* Work task
From the opening line of the records through the line bearing "What the run", set down every line exactly.

Listed entries Start Marker

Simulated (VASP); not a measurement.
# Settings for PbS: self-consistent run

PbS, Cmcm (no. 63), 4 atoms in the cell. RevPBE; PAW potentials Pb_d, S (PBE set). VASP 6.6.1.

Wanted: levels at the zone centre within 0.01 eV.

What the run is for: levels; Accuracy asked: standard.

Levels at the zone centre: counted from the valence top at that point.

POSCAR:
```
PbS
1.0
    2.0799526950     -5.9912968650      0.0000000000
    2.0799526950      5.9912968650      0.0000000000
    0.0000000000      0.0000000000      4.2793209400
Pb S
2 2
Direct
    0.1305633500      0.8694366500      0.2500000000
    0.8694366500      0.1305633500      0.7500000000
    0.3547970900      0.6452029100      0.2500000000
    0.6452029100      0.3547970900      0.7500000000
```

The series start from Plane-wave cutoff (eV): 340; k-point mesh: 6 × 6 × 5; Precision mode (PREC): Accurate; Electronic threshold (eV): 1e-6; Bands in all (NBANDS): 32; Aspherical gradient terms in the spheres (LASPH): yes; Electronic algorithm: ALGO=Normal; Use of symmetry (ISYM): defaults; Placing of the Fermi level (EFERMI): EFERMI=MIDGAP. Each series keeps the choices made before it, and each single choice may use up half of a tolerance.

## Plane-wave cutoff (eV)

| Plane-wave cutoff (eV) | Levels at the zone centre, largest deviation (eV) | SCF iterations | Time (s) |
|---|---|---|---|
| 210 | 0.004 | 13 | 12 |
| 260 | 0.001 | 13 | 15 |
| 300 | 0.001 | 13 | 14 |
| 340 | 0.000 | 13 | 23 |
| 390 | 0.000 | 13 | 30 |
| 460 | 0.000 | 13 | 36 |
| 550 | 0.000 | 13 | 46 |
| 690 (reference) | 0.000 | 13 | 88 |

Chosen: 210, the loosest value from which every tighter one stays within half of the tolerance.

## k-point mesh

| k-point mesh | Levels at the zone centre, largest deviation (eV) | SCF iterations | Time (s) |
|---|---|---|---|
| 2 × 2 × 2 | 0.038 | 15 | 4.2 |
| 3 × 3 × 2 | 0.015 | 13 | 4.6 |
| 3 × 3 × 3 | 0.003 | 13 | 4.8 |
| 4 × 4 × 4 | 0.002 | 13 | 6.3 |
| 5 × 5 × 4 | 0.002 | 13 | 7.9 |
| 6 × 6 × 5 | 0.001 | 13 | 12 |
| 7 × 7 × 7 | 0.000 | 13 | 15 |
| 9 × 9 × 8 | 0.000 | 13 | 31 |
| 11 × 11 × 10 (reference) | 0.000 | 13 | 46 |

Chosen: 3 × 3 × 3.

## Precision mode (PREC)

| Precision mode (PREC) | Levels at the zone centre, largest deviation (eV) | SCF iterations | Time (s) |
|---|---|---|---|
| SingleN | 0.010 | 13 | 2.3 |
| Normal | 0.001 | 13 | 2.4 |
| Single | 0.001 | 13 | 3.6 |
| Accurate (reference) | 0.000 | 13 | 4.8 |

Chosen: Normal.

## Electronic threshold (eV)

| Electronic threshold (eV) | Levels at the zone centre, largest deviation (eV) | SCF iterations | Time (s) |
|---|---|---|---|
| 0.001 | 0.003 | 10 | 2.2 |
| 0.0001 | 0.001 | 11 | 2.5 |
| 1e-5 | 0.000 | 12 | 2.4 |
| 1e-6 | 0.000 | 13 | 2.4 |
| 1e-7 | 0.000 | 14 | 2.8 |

Listed entries End Marker

* Your response
Simulated (VASP); not a measurement.
# Settings for PbS: self-consistent run

PbS, Cmcm (no. 63), 4 atoms in the cell. RevPBE; PAW potentials Pb_d, S (PBE set). VASP 6.6.1.

Wanted: levels at the zone centre within 0.01 eV.

What the run is for: levels; Accuracy asked: standard.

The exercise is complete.